Work instruction:
Return every line from the one with "All values are" through the one with "Settings shared by", inclusive, exactly as it appears below.

═══ Records provided ═══
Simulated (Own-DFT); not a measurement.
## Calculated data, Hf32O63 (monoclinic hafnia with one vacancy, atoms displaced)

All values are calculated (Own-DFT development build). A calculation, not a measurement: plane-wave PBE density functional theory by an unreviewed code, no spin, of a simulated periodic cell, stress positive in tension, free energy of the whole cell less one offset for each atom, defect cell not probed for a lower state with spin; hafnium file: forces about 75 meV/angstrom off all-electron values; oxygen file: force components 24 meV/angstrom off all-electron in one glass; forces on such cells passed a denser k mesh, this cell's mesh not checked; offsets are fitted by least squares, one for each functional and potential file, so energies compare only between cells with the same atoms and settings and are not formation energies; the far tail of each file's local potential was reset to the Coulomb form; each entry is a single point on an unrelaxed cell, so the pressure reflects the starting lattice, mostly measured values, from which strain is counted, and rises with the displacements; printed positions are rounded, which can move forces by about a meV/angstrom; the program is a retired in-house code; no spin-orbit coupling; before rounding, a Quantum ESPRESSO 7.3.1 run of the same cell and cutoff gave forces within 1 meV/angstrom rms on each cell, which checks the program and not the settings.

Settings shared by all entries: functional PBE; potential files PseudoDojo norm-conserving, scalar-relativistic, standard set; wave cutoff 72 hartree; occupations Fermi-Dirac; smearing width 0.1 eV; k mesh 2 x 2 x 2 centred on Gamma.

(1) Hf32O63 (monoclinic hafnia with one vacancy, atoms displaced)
═══

Task response:
All values are calculated (Own-DFT development build). A calculation, not a measurement: plane-wave PBE density functional theory by an unreviewed code, no spin, of a simulated periodic cell, stress positive in tension, free energy of the whole cell less one offset for each atom, defect cell not probed for a lower state with spin; hafnium file: forces about 75 meV/angstrom off all-electron values; oxygen file: force components 24 meV/angstrom off all-electron in one glass; forces on such cells passed a denser k mesh, this cell's mesh not checked; offsets are fitted by least squares, one for each functional and potential file, so energies compare only between cells with the same atoms and settings and are not formation energies; the far tail of each file's local potential was reset to the Coulomb form; each entry is a single point on an unrelaxed cell, so the pressure reflects the starting lattice, mostly measured values, from which strain is counted, and rises with the displacements; printed positions are rounded, which can move forces by about a meV/angstrom; the program is a retired in-house code; no spin-orbit coupling; before rounding, a Quantum ESPRESSO 7.3.1 run of the same cell and cutoff gave forces within 1 meV/angstrom rms on each cell, which checks the program and not the settings.

Settings shared by all entries: functional PBE; potential files PseudoDojo norm-conserving, scalar-relativistic, standard set; wave cutoff 72 hartree; occupations Fermi-Dirac; smearing width 0.1 eV; k mesh 2 x 2 x 2 centred on Gamma.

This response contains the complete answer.